** Opening DATASET EXCERPTS block **

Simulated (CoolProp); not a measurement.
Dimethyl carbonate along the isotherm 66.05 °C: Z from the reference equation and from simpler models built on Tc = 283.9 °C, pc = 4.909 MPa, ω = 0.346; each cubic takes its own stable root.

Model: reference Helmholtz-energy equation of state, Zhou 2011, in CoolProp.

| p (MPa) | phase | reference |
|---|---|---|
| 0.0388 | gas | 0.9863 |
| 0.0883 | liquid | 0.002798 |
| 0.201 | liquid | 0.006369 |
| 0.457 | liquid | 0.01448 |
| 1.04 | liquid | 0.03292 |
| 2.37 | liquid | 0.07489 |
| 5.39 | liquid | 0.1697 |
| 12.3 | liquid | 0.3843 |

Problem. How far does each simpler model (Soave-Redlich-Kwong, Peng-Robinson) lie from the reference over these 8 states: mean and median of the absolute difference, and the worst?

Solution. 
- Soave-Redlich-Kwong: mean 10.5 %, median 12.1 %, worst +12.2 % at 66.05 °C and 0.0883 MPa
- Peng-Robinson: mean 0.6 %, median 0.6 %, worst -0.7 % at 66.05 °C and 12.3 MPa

** Closing DATASET EXCERPTS block **

ACTION ITEM:
Quote verbatim the opening lines of the listing above, ending with the line where "- Soave-Redlich-Kwong: mean" appears; include both endpoints and nothing more.

WRITTEN RESPONSE:
Simulated (CoolProp); not a measurement.
Dimethyl carbonate along the isotherm 66.05 °C: Z from the reference equation and from simpler models built on Tc = 283.9 °C, pc = 4.909 MPa, ω = 0.346; each cubic takes its own stable root.

Model: reference Helmholtz-energy equation of state, Zhou 2011, in CoolProp.

| p (MPa) | phase | reference |
|---|---|---|
| 0.0388 | gas | 0.9863 |
| 0.0883 | liquid | 0.002798 |
| 0.201 | liquid | 0.006369 |
| 0.457 | liquid | 0.01448 |
| 1.04 | liquid | 0.03292 |
| 2.37 | liquid | 0.07489 |
| 5.39 | liquid | 0.1697 |
| 12.3 | liquid | 0.3843 |

Problem. How far does each simpler model (Soave-Redlich-Kwong, Peng-Robinson) lie from the reference over these 8 states: mean and median of the absolute difference, and the worst?

Solution. 
- Soave-Redlich-Kwong: mean 10.5 %, median 12.1 %, worst +12.2 % at 66.05 °C and 0.0883 MPa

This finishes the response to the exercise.